- **Work request**
Repeat the data exactly, every last line of it.

════

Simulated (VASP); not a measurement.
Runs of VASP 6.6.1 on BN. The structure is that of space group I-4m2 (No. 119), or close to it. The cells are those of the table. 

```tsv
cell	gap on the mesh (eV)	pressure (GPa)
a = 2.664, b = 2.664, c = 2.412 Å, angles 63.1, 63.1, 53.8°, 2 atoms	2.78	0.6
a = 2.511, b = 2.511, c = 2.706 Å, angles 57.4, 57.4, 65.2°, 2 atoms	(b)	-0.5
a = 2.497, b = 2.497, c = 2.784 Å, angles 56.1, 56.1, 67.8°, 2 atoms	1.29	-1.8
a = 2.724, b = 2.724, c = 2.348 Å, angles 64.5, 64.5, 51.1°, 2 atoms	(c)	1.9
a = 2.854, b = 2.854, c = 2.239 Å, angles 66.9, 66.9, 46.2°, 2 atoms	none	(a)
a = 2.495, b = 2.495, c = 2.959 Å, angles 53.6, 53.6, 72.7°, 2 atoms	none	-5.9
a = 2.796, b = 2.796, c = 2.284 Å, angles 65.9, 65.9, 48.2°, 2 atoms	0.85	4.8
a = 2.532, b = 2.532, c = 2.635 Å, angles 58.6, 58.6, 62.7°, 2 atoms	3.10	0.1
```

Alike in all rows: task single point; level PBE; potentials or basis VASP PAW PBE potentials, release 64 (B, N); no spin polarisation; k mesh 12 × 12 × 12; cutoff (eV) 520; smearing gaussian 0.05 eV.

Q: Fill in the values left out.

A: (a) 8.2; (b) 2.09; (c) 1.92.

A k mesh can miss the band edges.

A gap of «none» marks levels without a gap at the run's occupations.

════

- **Exercise answer**
Simulated (VASP); not a measurement.
Runs of VASP 6.6.1 on BN. The structure is that of space group I-4m2 (No. 119), or close to it. The cells are those of the table. 

```tsv
cell	gap on the mesh (eV)	pressure (GPa)
a = 2.664, b = 2.664, c = 2.412 Å, angles 63.1, 63.1, 53.8°, 2 atoms	2.78	0.6
a = 2.511, b = 2.511, c = 2.706 Å, angles 57.4, 57.4, 65.2°, 2 atoms	(b)	-0.5
a = 2.497, b = 2.497, c = 2.784 Å, angles 56.1, 56.1, 67.8°, 2 atoms	1.29	-1.8
a = 2.724, b = 2.724, c = 2.348 Å, angles 64.5, 64.5, 51.1°, 2 atoms	(c)	1.9
a = 2.854, b = 2.854, c = 2.239 Å, angles 66.9, 66.9, 46.2°, 2 atoms	none	(a)
a = 2.495, b = 2.495, c = 2.959 Å, angles 53.6, 53.6, 72.7°, 2 atoms	none	-5.9
a = 2.796, b = 2.796, c = 2.284 Å, angles 65.9, 65.9, 48.2°, 2 atoms	0.85	4.8
a = 2.532, b = 2.532, c = 2.635 Å, angles 58.6, 58.6, 62.7°, 2 atoms	3.10	0.1
```

Alike in all rows: task single point; level PBE; potentials or basis VASP PAW PBE potentials, release 64 (B, N); no spin polarisation; k mesh 12 × 12 × 12; cutoff (eV) 520; smearing gaussian 0.05 eV.

Q: Fill in the values left out.

A: (a) 8.2; (b) 2.09; (c) 1.92.

A k mesh can miss the band edges.

A gap of «none» marks levels without a gap at the run's occupations.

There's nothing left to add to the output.